- - - -

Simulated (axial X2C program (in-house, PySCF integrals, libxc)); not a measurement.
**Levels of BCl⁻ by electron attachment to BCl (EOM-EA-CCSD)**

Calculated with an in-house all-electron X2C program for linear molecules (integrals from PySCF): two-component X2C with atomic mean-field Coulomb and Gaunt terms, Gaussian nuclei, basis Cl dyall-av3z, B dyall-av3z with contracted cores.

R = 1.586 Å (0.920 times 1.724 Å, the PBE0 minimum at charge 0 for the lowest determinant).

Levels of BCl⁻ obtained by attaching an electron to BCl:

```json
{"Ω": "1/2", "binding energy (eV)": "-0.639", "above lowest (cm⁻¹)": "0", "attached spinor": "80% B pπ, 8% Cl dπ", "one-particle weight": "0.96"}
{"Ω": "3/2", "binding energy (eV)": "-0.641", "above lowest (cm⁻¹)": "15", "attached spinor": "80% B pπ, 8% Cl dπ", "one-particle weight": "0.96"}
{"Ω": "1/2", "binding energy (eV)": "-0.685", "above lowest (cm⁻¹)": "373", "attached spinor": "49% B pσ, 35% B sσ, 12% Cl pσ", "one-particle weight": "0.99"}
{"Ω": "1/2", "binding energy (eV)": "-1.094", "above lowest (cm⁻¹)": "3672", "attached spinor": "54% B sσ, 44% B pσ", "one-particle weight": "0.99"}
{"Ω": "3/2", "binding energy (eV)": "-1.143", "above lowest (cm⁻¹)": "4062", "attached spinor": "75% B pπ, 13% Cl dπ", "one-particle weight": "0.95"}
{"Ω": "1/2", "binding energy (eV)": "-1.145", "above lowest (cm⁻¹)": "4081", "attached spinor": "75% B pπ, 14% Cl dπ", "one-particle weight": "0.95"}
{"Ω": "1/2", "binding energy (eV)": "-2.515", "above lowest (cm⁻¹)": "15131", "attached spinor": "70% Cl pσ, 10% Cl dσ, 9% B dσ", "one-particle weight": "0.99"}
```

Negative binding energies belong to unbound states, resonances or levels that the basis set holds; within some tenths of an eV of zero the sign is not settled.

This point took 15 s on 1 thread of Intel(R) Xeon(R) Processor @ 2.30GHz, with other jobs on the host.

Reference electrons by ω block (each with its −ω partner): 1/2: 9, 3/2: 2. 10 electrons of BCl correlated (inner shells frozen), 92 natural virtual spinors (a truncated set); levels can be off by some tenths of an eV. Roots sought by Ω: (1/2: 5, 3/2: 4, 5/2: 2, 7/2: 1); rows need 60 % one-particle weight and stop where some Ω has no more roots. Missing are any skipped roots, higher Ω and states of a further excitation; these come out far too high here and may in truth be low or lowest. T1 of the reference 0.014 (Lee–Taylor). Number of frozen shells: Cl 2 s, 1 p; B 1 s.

- - - -

» WORK INSTRUCTION
Exactly the lines above from the one with "R = 1.586 Å" to the one with "This point took", both included, are to be quoted; leave the rest out.

» WRITTEN RESPONSE
R = 1.586 Å (0.920 times 1.724 Å, the PBE0 minimum at charge 0 for the lowest determinant).

Levels of BCl⁻ obtained by attaching an electron to BCl:

```json
{"Ω": "1/2", "binding energy (eV)": "-0.639", "above lowest (cm⁻¹)": "0", "attached spinor": "80% B pπ, 8% Cl dπ", "one-particle weight": "0.96"}
{"Ω": "3/2", "binding energy (eV)": "-0.641", "above lowest (cm⁻¹)": "15", "attached spinor": "80% B pπ, 8% Cl dπ", "one-particle weight": "0.96"}
{"Ω": "1/2", "binding energy (eV)": "-0.685", "above lowest (cm⁻¹)": "373", "attached spinor": "49% B pσ, 35% B sσ, 12% Cl pσ", "one-particle weight": "0.99"}
{"Ω": "1/2", "binding energy (eV)": "-1.094", "above lowest (cm⁻¹)": "3672", "attached spinor": "54% B sσ, 44% B pσ", "one-particle weight": "0.99"}
{"Ω": "3/2", "binding energy (eV)": "-1.143", "above lowest (cm⁻¹)": "4062", "attached spinor": "75% B pπ, 13% Cl dπ", "one-particle weight": "0.95"}
{"Ω": "1/2", "binding energy (eV)": "-1.145", "above lowest (cm⁻¹)": "4081", "attached spinor": "75% B pπ, 14% Cl dπ", "one-particle weight": "0.95"}
{"Ω": "1/2", "binding energy (eV)": "-2.515", "above lowest (cm⁻¹)": "15131", "attached spinor": "70% Cl pσ, 10% Cl dσ, 9% B dσ", "one-particle weight": "0.99"}
```

Negative binding energies belong to unbound states, resonances or levels that the basis set holds; within some tenths of an eV of zero the sign is not settled.

This point took 15 s on 1 thread of Intel(R) Xeon(R) Processor @ 2.30GHz, with other jobs on the host.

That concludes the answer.